DATASET CONTENT Start Marker

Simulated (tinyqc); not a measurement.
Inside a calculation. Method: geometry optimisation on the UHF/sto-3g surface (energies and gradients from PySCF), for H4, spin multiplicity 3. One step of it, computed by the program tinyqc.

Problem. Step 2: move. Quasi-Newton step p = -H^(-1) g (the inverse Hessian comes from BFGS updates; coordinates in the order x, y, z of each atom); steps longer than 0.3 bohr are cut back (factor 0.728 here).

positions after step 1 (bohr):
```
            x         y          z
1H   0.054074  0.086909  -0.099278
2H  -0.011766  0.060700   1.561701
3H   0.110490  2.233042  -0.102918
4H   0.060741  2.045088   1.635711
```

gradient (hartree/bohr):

DATASET CONTENT End Marker

### ACTION ITEM:
I'd like all of the entries written out again exactly as they appear above.

### WRITTEN REPLY:
Simulated (tinyqc); not a measurement.
Inside a calculation. Method: geometry optimisation on the UHF/sto-3g surface (energies and gradients from PySCF), for H4, spin multiplicity 3. One step of it, computed by the program tinyqc.

Problem. Step 2: move. Quasi-Newton step p = -H^(-1) g (the inverse Hessian comes from BFGS updates; coordinates in the order x, y, z of each atom); steps longer than 0.3 bohr are cut back (factor 0.728 here).

positions after step 1 (bohr):
```
            x         y          z
1H   0.054074  0.086909  -0.099278
2H  -0.011766  0.060700   1.561701
3H   0.110490  2.233042  -0.102918
4H   0.060741  2.045088   1.635711
```

gradient (hartree/bohr):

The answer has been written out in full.